■ Assignment
Give the data again exactly, from its opening line through the line in which "A: From stress: M" appears.

■ Information given
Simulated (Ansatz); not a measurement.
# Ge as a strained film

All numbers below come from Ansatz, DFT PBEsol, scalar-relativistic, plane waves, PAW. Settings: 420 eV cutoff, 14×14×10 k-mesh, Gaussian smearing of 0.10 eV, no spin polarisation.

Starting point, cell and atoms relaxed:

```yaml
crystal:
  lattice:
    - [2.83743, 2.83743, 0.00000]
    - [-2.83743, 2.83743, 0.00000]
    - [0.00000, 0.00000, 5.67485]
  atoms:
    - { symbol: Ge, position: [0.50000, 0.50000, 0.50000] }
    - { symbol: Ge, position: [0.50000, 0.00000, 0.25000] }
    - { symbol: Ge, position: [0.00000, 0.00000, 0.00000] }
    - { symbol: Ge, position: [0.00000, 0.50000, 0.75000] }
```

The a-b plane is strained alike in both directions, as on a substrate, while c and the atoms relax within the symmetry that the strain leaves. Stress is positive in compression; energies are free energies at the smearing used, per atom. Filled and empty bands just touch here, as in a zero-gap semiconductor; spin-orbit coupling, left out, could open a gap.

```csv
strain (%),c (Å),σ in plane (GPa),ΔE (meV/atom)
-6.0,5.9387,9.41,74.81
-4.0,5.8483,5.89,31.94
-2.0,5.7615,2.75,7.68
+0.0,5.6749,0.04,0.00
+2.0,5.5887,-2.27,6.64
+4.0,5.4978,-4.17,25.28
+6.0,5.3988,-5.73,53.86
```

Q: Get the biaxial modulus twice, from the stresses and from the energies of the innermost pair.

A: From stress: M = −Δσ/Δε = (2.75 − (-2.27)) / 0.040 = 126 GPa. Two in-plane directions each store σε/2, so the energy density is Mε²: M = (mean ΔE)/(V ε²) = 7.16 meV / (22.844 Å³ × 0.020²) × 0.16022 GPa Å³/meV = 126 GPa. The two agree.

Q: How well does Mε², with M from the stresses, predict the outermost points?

■ Written answer
Simulated (Ansatz); not a measurement.
# Ge as a strained film

All numbers below come from Ansatz, DFT PBEsol, scalar-relativistic, plane waves, PAW. Settings: 420 eV cutoff, 14×14×10 k-mesh, Gaussian smearing of 0.10 eV, no spin polarisation.

Starting point, cell and atoms relaxed:

```yaml
crystal:
  lattice:
    - [2.83743, 2.83743, 0.00000]
    - [-2.83743, 2.83743, 0.00000]
    - [0.00000, 0.00000, 5.67485]
  atoms:
    - { symbol: Ge, position: [0.50000, 0.50000, 0.50000] }
    - { symbol: Ge, position: [0.50000, 0.00000, 0.25000] }
    - { symbol: Ge, position: [0.00000, 0.00000, 0.00000] }
    - { symbol: Ge, position: [0.00000, 0.50000, 0.75000] }
```

The a-b plane is strained alike in both directions, as on a substrate, while c and the atoms relax within the symmetry that the strain leaves. Stress is positive in compression; energies are free energies at the smearing used, per atom. Filled and empty bands just touch here, as in a zero-gap semiconductor; spin-orbit coupling, left out, could open a gap.

```csv
strain (%),c (Å),σ in plane (GPa),ΔE (meV/atom)
-6.0,5.9387,9.41,74.81
-4.0,5.8483,5.89,31.94
-2.0,5.7615,2.75,7.68
+0.0,5.6749,0.04,0.00
+2.0,5.5887,-2.27,6.64
+4.0,5.4978,-4.17,25.28
+6.0,5.3988,-5.73,53.86
```

Q: Get the biaxial modulus twice, from the stresses and from the energies of the innermost pair.

A: From stress: M = −Δσ/Δε = (2.75 − (-2.27)) / 0.040 = 126 GPa. Two in-plane directions each store σε/2, so the energy density is Mε²: M = (mean ΔE)/(V ε²) = 7.16 meV / (22.844 Å³ × 0.020²) × 0.16022 GPa Å³/meV = 126 GPa. The two agree.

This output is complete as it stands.